Starting at the top of the entries below, print each line exactly until the line with "The trajectory has" has been printed too.

Raw data
□ □ □ □ □ □ □
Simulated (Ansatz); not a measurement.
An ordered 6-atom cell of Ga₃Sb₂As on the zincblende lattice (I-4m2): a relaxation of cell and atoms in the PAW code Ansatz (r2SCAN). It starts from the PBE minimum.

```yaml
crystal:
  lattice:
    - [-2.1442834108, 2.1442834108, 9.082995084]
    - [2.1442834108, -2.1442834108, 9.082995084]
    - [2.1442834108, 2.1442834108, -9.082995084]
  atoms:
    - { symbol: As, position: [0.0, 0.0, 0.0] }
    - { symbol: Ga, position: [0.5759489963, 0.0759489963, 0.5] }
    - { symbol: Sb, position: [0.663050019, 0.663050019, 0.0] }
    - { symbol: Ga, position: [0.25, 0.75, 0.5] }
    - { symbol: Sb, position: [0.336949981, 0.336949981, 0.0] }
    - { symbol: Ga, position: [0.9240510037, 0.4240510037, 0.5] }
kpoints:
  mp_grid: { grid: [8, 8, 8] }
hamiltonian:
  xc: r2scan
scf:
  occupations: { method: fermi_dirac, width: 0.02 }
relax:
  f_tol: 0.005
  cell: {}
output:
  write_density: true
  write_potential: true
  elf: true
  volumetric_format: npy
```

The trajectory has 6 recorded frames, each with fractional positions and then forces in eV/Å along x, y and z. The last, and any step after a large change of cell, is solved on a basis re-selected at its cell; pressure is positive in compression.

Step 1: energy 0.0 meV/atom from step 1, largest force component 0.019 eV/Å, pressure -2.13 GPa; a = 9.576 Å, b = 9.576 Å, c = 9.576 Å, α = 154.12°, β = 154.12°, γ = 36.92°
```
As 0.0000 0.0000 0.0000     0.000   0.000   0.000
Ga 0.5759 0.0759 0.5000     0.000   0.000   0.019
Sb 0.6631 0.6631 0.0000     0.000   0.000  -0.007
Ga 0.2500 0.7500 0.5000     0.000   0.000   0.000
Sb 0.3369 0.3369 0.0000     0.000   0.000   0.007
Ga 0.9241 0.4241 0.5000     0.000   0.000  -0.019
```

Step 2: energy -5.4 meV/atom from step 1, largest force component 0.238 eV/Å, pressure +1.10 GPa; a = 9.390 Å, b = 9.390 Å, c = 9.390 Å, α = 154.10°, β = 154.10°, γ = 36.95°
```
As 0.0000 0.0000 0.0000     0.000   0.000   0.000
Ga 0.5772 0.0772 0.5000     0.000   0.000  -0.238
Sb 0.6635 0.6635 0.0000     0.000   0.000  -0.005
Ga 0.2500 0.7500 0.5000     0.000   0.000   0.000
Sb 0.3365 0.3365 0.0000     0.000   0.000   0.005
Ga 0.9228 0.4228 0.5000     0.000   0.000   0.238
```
□ □ □ □ □ □ □

Answer box
Simulated (Ansatz); not a measurement.
An ordered 6-atom cell of Ga₃Sb₂As on the zincblende lattice (I-4m2): a relaxation of cell and atoms in the PAW code Ansatz (r2SCAN). It starts from the PBE minimum.

```yaml
crystal:
  lattice:
    - [-2.1442834108, 2.1442834108, 9.082995084]
    - [2.1442834108, -2.1442834108, 9.082995084]
    - [2.1442834108, 2.1442834108, -9.082995084]
  atoms:
    - { symbol: As, position: [0.0, 0.0, 0.0] }
    - { symbol: Ga, position: [0.5759489963, 0.0759489963, 0.5] }
    - { symbol: Sb, position: [0.663050019, 0.663050019, 0.0] }
    - { symbol: Ga, position: [0.25, 0.75, 0.5] }
    - { symbol: Sb, position: [0.336949981, 0.336949981, 0.0] }
    - { symbol: Ga, position: [0.9240510037, 0.4240510037, 0.5] }
kpoints:
  mp_grid: { grid: [8, 8, 8] }
hamiltonian:
  xc: r2scan
scf:
  occupations: { method: fermi_dirac, width: 0.02 }
relax:
  f_tol: 0.005
  cell: {}
output:
  write_density: true
  write_potential: true
  elf: true
  volumetric_format: npy
```

The trajectory has 6 recorded frames, each with fractional positions and then forces in eV/Å along x, y and z. The last, and any step after a large change of cell, is solved on a basis re-selected at its cell; pressure is positive in compression.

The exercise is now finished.